Work instruction:
Lines after the one containing "0.69, H+ 0.80." are to be omitted; print exactly each line from the start of the records up to and including it.

---- Extracted data
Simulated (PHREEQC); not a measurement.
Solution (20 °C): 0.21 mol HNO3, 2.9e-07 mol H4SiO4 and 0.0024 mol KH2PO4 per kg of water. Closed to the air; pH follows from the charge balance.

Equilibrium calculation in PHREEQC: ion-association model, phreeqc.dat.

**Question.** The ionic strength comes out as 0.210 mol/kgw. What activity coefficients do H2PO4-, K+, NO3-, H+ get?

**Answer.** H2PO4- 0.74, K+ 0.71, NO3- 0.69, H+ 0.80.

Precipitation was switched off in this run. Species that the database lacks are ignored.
--------

Exercise solution:
Simulated (PHREEQC); not a measurement.
Solution (20 °C): 0.21 mol HNO3, 2.9e-07 mol H4SiO4 and 0.0024 mol KH2PO4 per kg of water. Closed to the air; pH follows from the charge balance.

Equilibrium calculation in PHREEQC: ion-association model, phreeqc.dat.

**Question.** The ionic strength comes out as 0.210 mol/kgw. What activity coefficients do H2PO4-, K+, NO3-, H+ get?

**Answer.** H2PO4- 0.74, K+ 0.71, NO3- 0.69, H+ 0.80.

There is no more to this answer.